**REQUIREMENT:** When you reach the line containing "Task: Read the" in the records below, start copying exactly, and stop once you have copied the line containing "Result: It has".

BEGIN DATA EXTRACTS

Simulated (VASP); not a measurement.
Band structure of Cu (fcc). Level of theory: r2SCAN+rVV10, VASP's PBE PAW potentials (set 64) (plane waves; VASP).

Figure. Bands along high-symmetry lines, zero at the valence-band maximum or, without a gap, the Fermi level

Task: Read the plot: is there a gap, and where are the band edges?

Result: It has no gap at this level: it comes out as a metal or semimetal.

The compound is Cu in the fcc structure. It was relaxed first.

END DATA EXTRACTS

**TASK OUTPUT:**
Task: Read the plot: is there a gap, and where are the band edges?

Result: It has no gap at this level: it comes out as a metal or semimetal.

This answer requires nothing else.